■ REQUIRED ACTION
Everything from the first line below through the line with "The structure is" is to be transcribed exactly, and nothing past it.

■ EXCERPTED DATA
┌────────

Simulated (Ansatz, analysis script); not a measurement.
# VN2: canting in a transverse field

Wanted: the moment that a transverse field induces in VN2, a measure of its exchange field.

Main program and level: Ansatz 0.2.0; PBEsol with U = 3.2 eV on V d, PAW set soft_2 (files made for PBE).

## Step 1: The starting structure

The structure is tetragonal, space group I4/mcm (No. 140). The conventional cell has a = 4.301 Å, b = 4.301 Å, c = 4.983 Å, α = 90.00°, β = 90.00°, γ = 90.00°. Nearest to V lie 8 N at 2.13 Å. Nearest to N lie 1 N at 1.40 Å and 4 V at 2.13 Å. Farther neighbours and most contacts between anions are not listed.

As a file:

└────────

■ YOUR SOLUTION
Simulated (Ansatz, analysis script); not a measurement.
# VN2: canting in a transverse field

Wanted: the moment that a transverse field induces in VN2, a measure of its exchange field.

Main program and level: Ansatz 0.2.0; PBEsol with U = 3.2 eV on V d, PAW set soft_2 (files made for PBE).

## Step 1: The starting structure

The structure is tetragonal, space group I4/mcm (No. 140). The conventional cell has a = 4.301 Å, b = 4.301 Å, c = 4.983 Å, α = 90.00°, β = 90.00°, γ = 90.00°. Nearest to V lie 8 N at 2.13 Å. Nearest to N lie 1 N at 1.40 Å and 4 V at 2.13 Å. Farther neighbours and most contacts between anions are not listed.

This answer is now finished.